Extracted records:
====

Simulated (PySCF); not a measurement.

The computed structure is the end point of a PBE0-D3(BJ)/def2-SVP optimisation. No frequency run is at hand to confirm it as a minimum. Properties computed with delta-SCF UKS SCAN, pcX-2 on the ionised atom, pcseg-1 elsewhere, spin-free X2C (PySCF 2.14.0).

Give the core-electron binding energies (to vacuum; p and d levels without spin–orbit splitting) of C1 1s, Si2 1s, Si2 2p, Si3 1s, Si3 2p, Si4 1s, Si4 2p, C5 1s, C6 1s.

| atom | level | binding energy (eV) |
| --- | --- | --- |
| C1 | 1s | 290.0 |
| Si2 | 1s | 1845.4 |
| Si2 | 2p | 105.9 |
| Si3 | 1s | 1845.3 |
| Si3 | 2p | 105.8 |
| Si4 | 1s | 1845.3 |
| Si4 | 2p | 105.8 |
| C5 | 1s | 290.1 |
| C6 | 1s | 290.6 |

====

Action item:
Your answer should contain every entry, transcribed exactly.

Written answer:
Simulated (PySCF); not a measurement.

The computed structure is the end point of a PBE0-D3(BJ)/def2-SVP optimisation. No frequency run is at hand to confirm it as a minimum. Properties computed with delta-SCF UKS SCAN, pcX-2 on the ionised atom, pcseg-1 elsewhere, spin-free X2C (PySCF 2.14.0).

Give the core-electron binding energies (to vacuum; p and d levels without spin–orbit splitting) of C1 1s, Si2 1s, Si2 2p, Si3 1s, Si3 2p, Si4 1s, Si4 2p, C5 1s, C6 1s.

| atom | level | binding energy (eV) |
| --- | --- | --- |
| C1 | 1s | 290.0 |
| Si2 | 1s | 1845.4 |
| Si2 | 2p | 105.9 |
| Si3 | 1s | 1845.3 |
| Si3 | 2p | 105.8 |
| Si4 | 1s | 1845.3 |
| Si4 | 2p | 105.8 |
| C5 | 1s | 290.1 |
| C6 | 1s | 290.6 |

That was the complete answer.